START DATASET RECORDS

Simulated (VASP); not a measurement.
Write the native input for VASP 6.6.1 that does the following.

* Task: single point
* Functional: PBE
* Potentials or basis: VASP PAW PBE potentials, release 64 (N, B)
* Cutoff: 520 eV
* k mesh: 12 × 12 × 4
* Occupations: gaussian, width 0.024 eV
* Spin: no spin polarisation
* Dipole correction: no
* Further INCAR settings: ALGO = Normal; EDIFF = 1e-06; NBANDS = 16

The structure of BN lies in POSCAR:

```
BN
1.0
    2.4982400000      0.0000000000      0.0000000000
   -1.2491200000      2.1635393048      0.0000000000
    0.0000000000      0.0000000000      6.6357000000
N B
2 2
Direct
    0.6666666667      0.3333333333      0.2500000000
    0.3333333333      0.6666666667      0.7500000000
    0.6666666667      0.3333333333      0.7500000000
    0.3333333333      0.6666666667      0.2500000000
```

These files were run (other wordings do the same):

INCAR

END DATASET RECORDS

ACTION ITEM:
Return all of the entries exactly as they were supplied.

ANSWER BOX:
Simulated (VASP); not a measurement.
Write the native input for VASP 6.6.1 that does the following.

* Task: single point
* Functional: PBE
* Potentials or basis: VASP PAW PBE potentials, release 64 (N, B)
* Cutoff: 520 eV
* k mesh: 12 × 12 × 4
* Occupations: gaussian, width 0.024 eV
* Spin: no spin polarisation
* Dipole correction: no
* Further INCAR settings: ALGO = Normal; EDIFF = 1e-06; NBANDS = 16

The structure of BN lies in POSCAR:

```
BN
1.0
    2.4982400000      0.0000000000      0.0000000000
   -1.2491200000      2.1635393048      0.0000000000
    0.0000000000      0.0000000000      6.6357000000
N B
2 2
Direct
    0.6666666667      0.3333333333      0.2500000000
    0.3333333333      0.6666666667      0.7500000000
    0.6666666667      0.3333333333      0.7500000000
    0.3333333333      0.6666666667      0.2500000000
```

These files were run (other wordings do the same):

INCAR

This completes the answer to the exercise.